== ENTRIES PROVIDED

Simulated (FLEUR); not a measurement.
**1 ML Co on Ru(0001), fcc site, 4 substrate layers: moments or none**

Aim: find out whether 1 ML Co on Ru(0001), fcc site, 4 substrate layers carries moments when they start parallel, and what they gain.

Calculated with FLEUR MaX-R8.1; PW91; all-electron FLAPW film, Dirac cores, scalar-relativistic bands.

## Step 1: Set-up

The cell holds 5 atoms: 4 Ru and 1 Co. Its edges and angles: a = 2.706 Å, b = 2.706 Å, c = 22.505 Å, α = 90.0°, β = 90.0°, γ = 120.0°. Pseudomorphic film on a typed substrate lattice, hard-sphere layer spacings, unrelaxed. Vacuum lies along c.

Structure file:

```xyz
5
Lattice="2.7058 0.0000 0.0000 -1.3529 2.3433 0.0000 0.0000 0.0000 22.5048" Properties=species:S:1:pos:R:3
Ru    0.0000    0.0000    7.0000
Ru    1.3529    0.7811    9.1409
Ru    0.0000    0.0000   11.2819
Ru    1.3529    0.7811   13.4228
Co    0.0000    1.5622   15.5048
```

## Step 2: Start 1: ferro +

====

• WORK ITEM:
Output all of the data above without any alteration.

• EXERCISE OUTPUT:
Simulated (FLEUR); not a measurement.
**1 ML Co on Ru(0001), fcc site, 4 substrate layers: moments or none**

Aim: find out whether 1 ML Co on Ru(0001), fcc site, 4 substrate layers carries moments when they start parallel, and what they gain.

Calculated with FLEUR MaX-R8.1; PW91; all-electron FLAPW film, Dirac cores, scalar-relativistic bands.

## Step 1: Set-up

The cell holds 5 atoms: 4 Ru and 1 Co. Its edges and angles: a = 2.706 Å, b = 2.706 Å, c = 22.505 Å, α = 90.0°, β = 90.0°, γ = 120.0°. Pseudomorphic film on a typed substrate lattice, hard-sphere layer spacings, unrelaxed. Vacuum lies along c.

Structure file:

```xyz
5
Lattice="2.7058 0.0000 0.0000 -1.3529 2.3433 0.0000 0.0000 0.0000 22.5048" Properties=species:S:1:pos:R:3
Ru    0.0000    0.0000    7.0000
Ru    1.3529    0.7811    9.1409
Ru    0.0000    0.0000   11.2819
Ru    1.3529    0.7811   13.4228
Co    0.0000    1.5622   15.5048
```

## Step 2: Start 1: ferro +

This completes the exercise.